# Work request:
The response should be the data again, identical in every line.

_ _ _ _ _ _ _

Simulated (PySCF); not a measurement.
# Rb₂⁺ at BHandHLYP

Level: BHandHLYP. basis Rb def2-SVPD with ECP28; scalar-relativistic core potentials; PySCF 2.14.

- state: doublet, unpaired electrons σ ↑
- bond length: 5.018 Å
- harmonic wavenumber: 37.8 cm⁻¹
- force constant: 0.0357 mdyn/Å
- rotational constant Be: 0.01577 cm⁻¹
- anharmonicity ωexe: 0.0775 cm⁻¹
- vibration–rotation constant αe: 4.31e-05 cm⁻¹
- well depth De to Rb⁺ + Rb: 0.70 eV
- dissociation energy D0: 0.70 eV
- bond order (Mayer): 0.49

_ _ _ _ _ _ _

# Response:
Simulated (PySCF); not a measurement.
# Rb₂⁺ at BHandHLYP

Level: BHandHLYP. basis Rb def2-SVPD with ECP28; scalar-relativistic core potentials; PySCF 2.14.

- state: doublet, unpaired electrons σ ↑
- bond length: 5.018 Å
- harmonic wavenumber: 37.8 cm⁻¹
- force constant: 0.0357 mdyn/Å
- rotational constant Be: 0.01577 cm⁻¹
- anharmonicity ωexe: 0.0775 cm⁻¹
- vibration–rotation constant αe: 4.31e-05 cm⁻¹
- well depth De to Rb⁺ + Rb: 0.70 eV
- dissociation energy D0: 0.70 eV
- bond order (Mayer): 0.49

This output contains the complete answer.